# REQUIRED ACTION:
Return every line from the one with "Solution. Band gap" through the one with "Caveats: the PAW", inclusive, exactly as it appears below.

[[ RECORDS SHOWN, beginning ]]

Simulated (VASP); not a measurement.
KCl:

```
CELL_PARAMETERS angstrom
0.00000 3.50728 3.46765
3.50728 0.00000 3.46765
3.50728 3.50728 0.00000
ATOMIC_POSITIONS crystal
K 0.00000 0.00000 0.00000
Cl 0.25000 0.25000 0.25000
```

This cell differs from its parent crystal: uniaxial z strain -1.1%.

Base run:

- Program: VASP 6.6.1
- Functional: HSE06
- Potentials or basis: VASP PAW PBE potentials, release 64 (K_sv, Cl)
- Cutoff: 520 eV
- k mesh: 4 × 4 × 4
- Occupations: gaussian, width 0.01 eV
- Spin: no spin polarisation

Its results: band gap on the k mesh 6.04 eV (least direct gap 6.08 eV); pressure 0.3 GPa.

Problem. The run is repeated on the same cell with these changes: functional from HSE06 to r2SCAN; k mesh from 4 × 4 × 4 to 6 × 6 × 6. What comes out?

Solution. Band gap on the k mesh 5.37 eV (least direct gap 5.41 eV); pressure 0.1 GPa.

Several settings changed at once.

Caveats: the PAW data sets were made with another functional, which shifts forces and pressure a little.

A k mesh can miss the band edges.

[[ RECORDS SHOWN, end ]]

# WRITTEN SOLUTION:
Solution. Band gap on the k mesh 5.37 eV (least direct gap 5.41 eV); pressure 0.1 GPa.

Several settings changed at once.

Caveats: the PAW data sets were made with another functional, which shifts forces and pressure a little.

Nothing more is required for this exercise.